▶ **Requirement**
Return the data below exactly, but only from the line containing "not clearly localised." through the line containing "Starting moments that", with both of those lines included.

▶ **Record excerpts**
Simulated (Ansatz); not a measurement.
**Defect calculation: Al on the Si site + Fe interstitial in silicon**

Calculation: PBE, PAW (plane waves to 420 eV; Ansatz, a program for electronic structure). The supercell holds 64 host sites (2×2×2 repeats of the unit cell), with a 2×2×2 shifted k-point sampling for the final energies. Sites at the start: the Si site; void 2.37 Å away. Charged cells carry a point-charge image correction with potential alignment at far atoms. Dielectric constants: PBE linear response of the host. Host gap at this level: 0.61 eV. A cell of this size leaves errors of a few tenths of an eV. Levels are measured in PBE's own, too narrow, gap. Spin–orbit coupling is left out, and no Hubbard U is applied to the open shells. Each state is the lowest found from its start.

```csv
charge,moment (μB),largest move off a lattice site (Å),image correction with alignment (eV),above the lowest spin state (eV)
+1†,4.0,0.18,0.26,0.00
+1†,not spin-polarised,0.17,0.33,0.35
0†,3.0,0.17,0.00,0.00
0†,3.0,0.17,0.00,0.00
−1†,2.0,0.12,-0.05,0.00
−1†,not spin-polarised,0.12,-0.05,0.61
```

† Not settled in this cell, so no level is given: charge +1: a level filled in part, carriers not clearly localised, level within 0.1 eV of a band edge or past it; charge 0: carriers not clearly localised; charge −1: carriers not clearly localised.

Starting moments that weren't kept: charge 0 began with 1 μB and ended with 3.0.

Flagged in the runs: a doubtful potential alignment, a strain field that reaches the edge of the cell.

▶ **Answer space**
† Not settled in this cell, so no level is given: charge +1: a level filled in part, carriers not clearly localised, level within 0.1 eV of a band edge or past it; charge 0: carriers not clearly localised; charge −1: carriers not clearly localised.

Starting moments that weren't kept: charge 0 began with 1 μB and ended with 3.0.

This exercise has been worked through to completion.